*** Dataset Section Begins ***

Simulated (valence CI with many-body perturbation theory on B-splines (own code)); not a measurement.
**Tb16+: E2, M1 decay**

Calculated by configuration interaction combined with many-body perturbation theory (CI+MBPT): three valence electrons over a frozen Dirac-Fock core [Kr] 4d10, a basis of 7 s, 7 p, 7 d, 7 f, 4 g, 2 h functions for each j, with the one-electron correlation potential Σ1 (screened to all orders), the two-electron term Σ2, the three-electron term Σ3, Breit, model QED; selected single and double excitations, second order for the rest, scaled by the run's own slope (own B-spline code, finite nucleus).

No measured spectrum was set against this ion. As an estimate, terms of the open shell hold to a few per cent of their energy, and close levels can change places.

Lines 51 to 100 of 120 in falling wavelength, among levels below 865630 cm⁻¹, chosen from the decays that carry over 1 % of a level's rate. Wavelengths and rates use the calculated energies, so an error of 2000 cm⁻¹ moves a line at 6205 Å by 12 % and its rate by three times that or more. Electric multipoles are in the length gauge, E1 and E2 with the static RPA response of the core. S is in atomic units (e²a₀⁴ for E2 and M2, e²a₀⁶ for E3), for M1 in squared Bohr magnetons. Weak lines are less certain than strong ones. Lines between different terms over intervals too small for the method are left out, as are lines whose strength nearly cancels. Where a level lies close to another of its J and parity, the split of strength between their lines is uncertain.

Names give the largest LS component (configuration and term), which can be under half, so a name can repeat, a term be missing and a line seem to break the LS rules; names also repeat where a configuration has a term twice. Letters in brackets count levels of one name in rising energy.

*** Dataset Section Ends ***

Work order:
Set down every line of the listing again, exactly.

Task solution:
Simulated (valence CI with many-body perturbation theory on B-splines (own code)); not a measurement.
**Tb16+: E2, M1 decay**

Calculated by configuration interaction combined with many-body perturbation theory (CI+MBPT): three valence electrons over a frozen Dirac-Fock core [Kr] 4d10, a basis of 7 s, 7 p, 7 d, 7 f, 4 g, 2 h functions for each j, with the one-electron correlation potential Σ1 (screened to all orders), the two-electron term Σ2, the three-electron term Σ3, Breit, model QED; selected single and double excitations, second order for the rest, scaled by the run's own slope (own B-spline code, finite nucleus).

No measured spectrum was set against this ion. As an estimate, terms of the open shell hold to a few per cent of their energy, and close levels can change places.

Lines 51 to 100 of 120 in falling wavelength, among levels below 865630 cm⁻¹, chosen from the decays that carry over 1 % of a level's rate. Wavelengths and rates use the calculated energies, so an error of 2000 cm⁻¹ moves a line at 6205 Å by 12 % and its rate by three times that or more. Electric multipoles are in the length gauge, E1 and E2 with the static RPA response of the core. S is in atomic units (e²a₀⁴ for E2 and M2, e²a₀⁶ for E3), for M1 in squared Bohr magnetons. Weak lines are less certain than strong ones. Lines between different terms over intervals too small for the method are left out, as are lines whose strength nearly cancels. Where a level lies close to another of its J and parity, the split of strength between their lines is uncertain.

Names give the largest LS component (configuration and term), which can be under half, so a name can repeat, a term be missing and a line seem to break the LS rules; names also repeat where a configuration has a term twice. Letters in brackets count levels of one name in rising energy.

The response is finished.